· · ·
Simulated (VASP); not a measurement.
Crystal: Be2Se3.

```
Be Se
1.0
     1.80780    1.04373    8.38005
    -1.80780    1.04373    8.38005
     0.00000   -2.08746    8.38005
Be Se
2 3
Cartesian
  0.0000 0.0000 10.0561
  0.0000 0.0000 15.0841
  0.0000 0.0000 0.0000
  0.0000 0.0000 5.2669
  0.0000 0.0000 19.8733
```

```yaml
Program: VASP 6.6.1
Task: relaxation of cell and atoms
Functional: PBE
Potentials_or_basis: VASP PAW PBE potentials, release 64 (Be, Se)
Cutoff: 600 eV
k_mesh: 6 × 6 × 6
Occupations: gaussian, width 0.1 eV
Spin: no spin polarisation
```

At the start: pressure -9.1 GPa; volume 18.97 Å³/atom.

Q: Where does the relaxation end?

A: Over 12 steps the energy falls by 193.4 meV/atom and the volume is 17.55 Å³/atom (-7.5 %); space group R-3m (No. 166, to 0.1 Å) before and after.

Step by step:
· · ·

#### ACTIVITY
When you reach the line with "Crystal: Be2Se3." in the records above, start writing out lines exactly, and stop once the line with "A: Over 12 steps" has been written; include nothing else.

#### SOLUTION
Crystal: Be2Se3.

```
Be Se
1.0
     1.80780    1.04373    8.38005
    -1.80780    1.04373    8.38005
     0.00000   -2.08746    8.38005
Be Se
2 3
Cartesian
  0.0000 0.0000 10.0561
  0.0000 0.0000 15.0841
  0.0000 0.0000 0.0000
  0.0000 0.0000 5.2669
  0.0000 0.0000 19.8733
```

```yaml
Program: VASP 6.6.1
Task: relaxation of cell and atoms
Functional: PBE
Potentials_or_basis: VASP PAW PBE potentials, release 64 (Be, Se)
Cutoff: 600 eV
k_mesh: 6 × 6 × 6
Occupations: gaussian, width 0.1 eV
Spin: no spin polarisation
```

At the start: pressure -9.1 GPa; volume 18.97 Å³/atom.

Q: Where does the relaxation end?

A: Over 12 steps the energy falls by 193.4 meV/atom and the volume is 17.55 Å³/atom (-7.5 %); space group R-3m (No. 166, to 0.1 Å) before and after.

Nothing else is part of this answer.